*** Opening of EXTRACTED MATERIAL ***
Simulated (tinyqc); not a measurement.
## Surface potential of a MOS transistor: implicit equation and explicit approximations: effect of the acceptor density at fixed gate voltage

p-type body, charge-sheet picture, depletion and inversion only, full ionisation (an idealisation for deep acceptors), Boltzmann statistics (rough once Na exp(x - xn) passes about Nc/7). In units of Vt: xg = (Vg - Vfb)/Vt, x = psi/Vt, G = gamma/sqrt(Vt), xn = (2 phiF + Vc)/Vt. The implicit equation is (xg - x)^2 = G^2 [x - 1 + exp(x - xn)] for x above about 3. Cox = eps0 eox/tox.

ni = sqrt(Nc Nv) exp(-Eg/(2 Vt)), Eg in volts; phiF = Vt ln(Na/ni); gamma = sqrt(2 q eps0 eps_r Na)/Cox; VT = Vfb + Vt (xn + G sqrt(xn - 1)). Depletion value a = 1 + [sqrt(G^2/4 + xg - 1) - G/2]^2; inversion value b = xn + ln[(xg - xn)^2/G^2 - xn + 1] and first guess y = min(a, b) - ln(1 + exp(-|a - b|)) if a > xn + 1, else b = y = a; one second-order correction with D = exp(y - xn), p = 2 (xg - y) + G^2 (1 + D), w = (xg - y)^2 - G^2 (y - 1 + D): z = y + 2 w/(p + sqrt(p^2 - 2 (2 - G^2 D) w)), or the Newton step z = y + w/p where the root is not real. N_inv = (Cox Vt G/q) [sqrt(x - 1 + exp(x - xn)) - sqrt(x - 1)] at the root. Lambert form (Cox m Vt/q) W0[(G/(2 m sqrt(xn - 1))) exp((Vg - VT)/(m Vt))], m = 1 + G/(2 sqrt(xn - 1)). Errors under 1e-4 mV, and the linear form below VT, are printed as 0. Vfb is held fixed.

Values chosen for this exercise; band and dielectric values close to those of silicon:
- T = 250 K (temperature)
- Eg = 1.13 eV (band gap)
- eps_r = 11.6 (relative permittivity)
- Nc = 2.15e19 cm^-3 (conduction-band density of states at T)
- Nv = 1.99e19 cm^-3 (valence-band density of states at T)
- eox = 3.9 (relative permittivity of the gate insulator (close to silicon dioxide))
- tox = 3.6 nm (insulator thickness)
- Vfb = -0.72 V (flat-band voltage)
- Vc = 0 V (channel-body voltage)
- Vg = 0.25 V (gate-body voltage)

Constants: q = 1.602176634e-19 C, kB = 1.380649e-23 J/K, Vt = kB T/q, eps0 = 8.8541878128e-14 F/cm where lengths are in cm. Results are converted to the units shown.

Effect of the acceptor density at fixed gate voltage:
*** Close of EXTRACTED MATERIAL ***

# REQUIRED ACTION
Return, with no change at all, every line in the entries above from the line containing "- T = 250 K (temperature)" through the line containing "- eox = 3.9".

# YOUR RESPONSE
- T = 250 K (temperature)
- Eg = 1.13 eV (band gap)
- eps_r = 11.6 (relative permittivity)
- Nc = 2.15e19 cm^-3 (conduction-band density of states at T)
- Nv = 1.99e19 cm^-3 (valence-band density of states at T)
- eox = 3.9 (relative permittivity of the gate insulator (close to silicon dioxide))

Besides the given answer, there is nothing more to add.